Provided data
━━━━

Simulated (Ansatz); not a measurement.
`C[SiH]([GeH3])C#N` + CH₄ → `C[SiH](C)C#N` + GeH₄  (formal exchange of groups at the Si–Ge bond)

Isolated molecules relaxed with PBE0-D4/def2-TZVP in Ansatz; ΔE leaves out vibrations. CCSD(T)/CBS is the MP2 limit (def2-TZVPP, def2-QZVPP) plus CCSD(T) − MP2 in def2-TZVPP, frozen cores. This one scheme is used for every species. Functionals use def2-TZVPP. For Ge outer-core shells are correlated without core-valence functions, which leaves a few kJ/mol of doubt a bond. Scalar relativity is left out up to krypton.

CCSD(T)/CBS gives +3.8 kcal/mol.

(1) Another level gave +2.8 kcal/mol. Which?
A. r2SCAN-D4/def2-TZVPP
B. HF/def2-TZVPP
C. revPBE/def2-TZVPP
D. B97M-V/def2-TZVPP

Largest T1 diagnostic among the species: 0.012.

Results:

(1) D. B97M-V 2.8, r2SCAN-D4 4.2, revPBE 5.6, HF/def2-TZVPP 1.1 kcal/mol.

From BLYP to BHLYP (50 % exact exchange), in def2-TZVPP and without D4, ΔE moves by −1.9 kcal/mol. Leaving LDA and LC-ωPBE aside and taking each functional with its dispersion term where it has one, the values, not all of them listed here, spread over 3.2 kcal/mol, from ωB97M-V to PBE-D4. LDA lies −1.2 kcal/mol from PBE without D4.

━━━━

Work task
Verbatim and in full, return the listing above.

Worked solution
Simulated (Ansatz); not a measurement.
`C[SiH]([GeH3])C#N` + CH₄ → `C[SiH](C)C#N` + GeH₄  (formal exchange of groups at the Si–Ge bond)

Isolated molecules relaxed with PBE0-D4/def2-TZVP in Ansatz; ΔE leaves out vibrations. CCSD(T)/CBS is the MP2 limit (def2-TZVPP, def2-QZVPP) plus CCSD(T) − MP2 in def2-TZVPP, frozen cores. This one scheme is used for every species. Functionals use def2-TZVPP. For Ge outer-core shells are correlated without core-valence functions, which leaves a few kJ/mol of doubt a bond. Scalar relativity is left out up to krypton.

CCSD(T)/CBS gives +3.8 kcal/mol.

(1) Another level gave +2.8 kcal/mol. Which?
A. r2SCAN-D4/def2-TZVPP
B. HF/def2-TZVPP
C. revPBE/def2-TZVPP
D. B97M-V/def2-TZVPP

Largest T1 diagnostic among the species: 0.012.

Results:

(1) D. B97M-V 2.8, r2SCAN-D4 4.2, revPBE 5.6, HF/def2-TZVPP 1.1 kcal/mol.

From BLYP to BHLYP (50 % exact exchange), in def2-TZVPP and without D4, ΔE moves by −1.9 kcal/mol. Leaving LDA and LC-ωPBE aside and taking each functional with its dispersion term where it has one, the values, not all of them listed here, spread over 3.2 kcal/mol, from ωB97M-V to PBE-D4. LDA lies −1.2 kcal/mol from PBE without D4.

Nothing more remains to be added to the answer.